WORK INSTRUCTION | Begin at the line containing "Vapour-liquid equilibrium of" in the data below and go on through the line containing "Answer: x = 0.25: 0.2752", repeating each line exactly; include both ends and no other line.

EXCERPTED DATA |
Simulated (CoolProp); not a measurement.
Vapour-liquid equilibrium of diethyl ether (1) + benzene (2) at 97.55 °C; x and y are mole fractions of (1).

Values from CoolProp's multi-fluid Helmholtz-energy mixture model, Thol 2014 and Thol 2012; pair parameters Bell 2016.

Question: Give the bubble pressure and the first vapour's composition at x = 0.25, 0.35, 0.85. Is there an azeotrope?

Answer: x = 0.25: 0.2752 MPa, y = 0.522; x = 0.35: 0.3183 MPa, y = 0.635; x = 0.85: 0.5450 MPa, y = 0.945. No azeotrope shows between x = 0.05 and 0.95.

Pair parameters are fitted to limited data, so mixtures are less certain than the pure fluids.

WORKED SOLUTION |
Vapour-liquid equilibrium of diethyl ether (1) + benzene (2) at 97.55 °C; x and y are mole fractions of (1).

Values from CoolProp's multi-fluid Helmholtz-energy mixture model, Thol 2014 and Thol 2012; pair parameters Bell 2016.

Question: Give the bubble pressure and the first vapour's composition at x = 0.25, 0.35, 0.85. Is there an azeotrope?

Answer: x = 0.25: 0.2752 MPa, y = 0.522; x = 0.35: 0.3183 MPa, y = 0.635; x = 0.85: 0.5450 MPa, y = 0.945. No azeotrope shows between x = 0.05 and 0.95.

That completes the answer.